> Exercise: Every line of the data below should be printed exactly. Nothing may be dropped.

[Start of Attachment]
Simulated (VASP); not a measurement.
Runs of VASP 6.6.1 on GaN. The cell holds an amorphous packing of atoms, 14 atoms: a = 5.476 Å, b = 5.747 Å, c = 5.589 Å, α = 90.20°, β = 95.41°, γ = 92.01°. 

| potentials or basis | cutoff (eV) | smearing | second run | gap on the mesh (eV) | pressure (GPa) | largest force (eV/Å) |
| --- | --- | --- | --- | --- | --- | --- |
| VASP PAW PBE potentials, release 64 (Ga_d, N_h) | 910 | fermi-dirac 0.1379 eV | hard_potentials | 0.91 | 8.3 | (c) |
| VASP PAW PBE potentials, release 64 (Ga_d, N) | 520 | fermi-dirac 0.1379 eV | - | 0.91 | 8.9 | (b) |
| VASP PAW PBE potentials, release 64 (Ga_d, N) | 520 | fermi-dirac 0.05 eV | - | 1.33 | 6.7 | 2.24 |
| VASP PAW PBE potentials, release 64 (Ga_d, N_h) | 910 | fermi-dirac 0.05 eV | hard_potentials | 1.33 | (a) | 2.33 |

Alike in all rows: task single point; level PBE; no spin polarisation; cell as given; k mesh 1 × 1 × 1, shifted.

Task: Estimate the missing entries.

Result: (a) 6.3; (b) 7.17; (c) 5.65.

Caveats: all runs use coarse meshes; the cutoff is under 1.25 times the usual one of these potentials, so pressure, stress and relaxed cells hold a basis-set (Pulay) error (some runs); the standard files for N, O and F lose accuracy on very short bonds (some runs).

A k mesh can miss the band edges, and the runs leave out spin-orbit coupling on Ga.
[End of Attachment]

> Answer space:
Simulated (VASP); not a measurement.
Runs of VASP 6.6.1 on GaN. The cell holds an amorphous packing of atoms, 14 atoms: a = 5.476 Å, b = 5.747 Å, c = 5.589 Å, α = 90.20°, β = 95.41°, γ = 92.01°. 

| potentials or basis | cutoff (eV) | smearing | second run | gap on the mesh (eV) | pressure (GPa) | largest force (eV/Å) |
| --- | --- | --- | --- | --- | --- | --- |
| VASP PAW PBE potentials, release 64 (Ga_d, N_h) | 910 | fermi-dirac 0.1379 eV | hard_potentials | 0.91 | 8.3 | (c) |
| VASP PAW PBE potentials, release 64 (Ga_d, N) | 520 | fermi-dirac 0.1379 eV | - | 0.91 | 8.9 | (b) |
| VASP PAW PBE potentials, release 64 (Ga_d, N) | 520 | fermi-dirac 0.05 eV | - | 1.33 | 6.7 | 2.24 |
| VASP PAW PBE potentials, release 64 (Ga_d, N_h) | 910 | fermi-dirac 0.05 eV | hard_potentials | 1.33 | (a) | 2.33 |

Alike in all rows: task single point; level PBE; no spin polarisation; cell as given; k mesh 1 × 1 × 1, shifted.

Task: Estimate the missing entries.

Result: (a) 6.3; (b) 7.17; (c) 5.65.

Caveats: all runs use coarse meshes; the cutoff is under 1.25 times the usual one of these potentials, so pressure, stress and relaxed cells hold a basis-set (Pulay) error (some runs); the standard files for N, O and F lose accuracy on very short bonds (some runs).

A k mesh can miss the band edges, and the runs leave out spin-orbit coupling on Ga.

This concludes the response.